_Data to examine_.
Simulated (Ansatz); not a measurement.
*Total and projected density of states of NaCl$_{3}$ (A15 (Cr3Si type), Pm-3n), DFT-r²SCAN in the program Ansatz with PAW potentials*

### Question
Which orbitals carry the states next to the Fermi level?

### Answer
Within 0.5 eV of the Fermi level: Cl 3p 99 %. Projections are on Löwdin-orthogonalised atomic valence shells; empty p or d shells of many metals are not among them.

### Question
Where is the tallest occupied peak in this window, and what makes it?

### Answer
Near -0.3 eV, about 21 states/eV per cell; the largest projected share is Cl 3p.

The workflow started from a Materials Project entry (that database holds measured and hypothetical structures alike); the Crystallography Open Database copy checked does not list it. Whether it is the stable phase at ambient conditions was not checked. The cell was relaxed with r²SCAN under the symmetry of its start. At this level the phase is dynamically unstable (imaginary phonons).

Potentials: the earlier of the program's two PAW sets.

_Task item_.
The whole of the data above must be given again, unaltered and complete.

_Written reply_.
Simulated (Ansatz); not a measurement.
*Total and projected density of states of NaCl$_{3}$ (A15 (Cr3Si type), Pm-3n), DFT-r²SCAN in the program Ansatz with PAW potentials*

### Question
Which orbitals carry the states next to the Fermi level?

### Answer
Within 0.5 eV of the Fermi level: Cl 3p 99 %. Projections are on Löwdin-orthogonalised atomic valence shells; empty p or d shells of many metals are not among them.

### Question
Where is the tallest occupied peak in this window, and what makes it?

### Answer
Near -0.3 eV, about 21 states/eV per cell; the largest projected share is Cl 3p.

The workflow started from a Materials Project entry (that database holds measured and hypothetical structures alike); the Crystallography Open Database copy checked does not list it. Whether it is the stable phase at ambient conditions was not checked. The cell was relaxed with r²SCAN under the symmetry of its start. At this level the phase is dynamically unstable (imaginary phonons).

Potentials: the earlier of the program's two PAW sets.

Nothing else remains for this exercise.